▶ _Action item_:
Down to the last character, write out the records below.

▶ _Supplied records_:

┌──

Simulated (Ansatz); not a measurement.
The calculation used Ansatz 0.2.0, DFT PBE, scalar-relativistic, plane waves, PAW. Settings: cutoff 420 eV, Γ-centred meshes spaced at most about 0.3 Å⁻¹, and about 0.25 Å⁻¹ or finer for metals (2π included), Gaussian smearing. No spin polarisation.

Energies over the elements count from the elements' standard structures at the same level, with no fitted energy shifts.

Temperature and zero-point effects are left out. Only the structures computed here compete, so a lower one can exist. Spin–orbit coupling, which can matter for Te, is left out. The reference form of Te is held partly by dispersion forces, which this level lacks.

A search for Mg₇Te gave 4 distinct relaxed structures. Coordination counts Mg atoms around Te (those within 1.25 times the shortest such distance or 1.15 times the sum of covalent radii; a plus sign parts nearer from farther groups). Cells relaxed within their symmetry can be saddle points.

└──

▶ _Task result_:
Simulated (Ansatz); not a measurement.
The calculation used Ansatz 0.2.0, DFT PBE, scalar-relativistic, plane waves, PAW. Settings: cutoff 420 eV, Γ-centred meshes spaced at most about 0.3 Å⁻¹, and about 0.25 Å⁻¹ or finer for metals (2π included), Gaussian smearing. No spin polarisation.

Energies over the elements count from the elements' standard structures at the same level, with no fitted energy shifts.

Temperature and zero-point effects are left out. Only the structures computed here compete, so a lower one can exist. Spin–orbit coupling, which can matter for Te, is left out. The reference form of Te is held partly by dispersion forces, which this level lacks.

A search for Mg₇Te gave 4 distinct relaxed structures. Coordination counts Mg atoms around Te (those within 1.25 times the shortest such distance or 1.15 times the sum of covalent radii; a plus sign parts nearer from farther groups). Cells relaxed within their symmetry can be saddle points.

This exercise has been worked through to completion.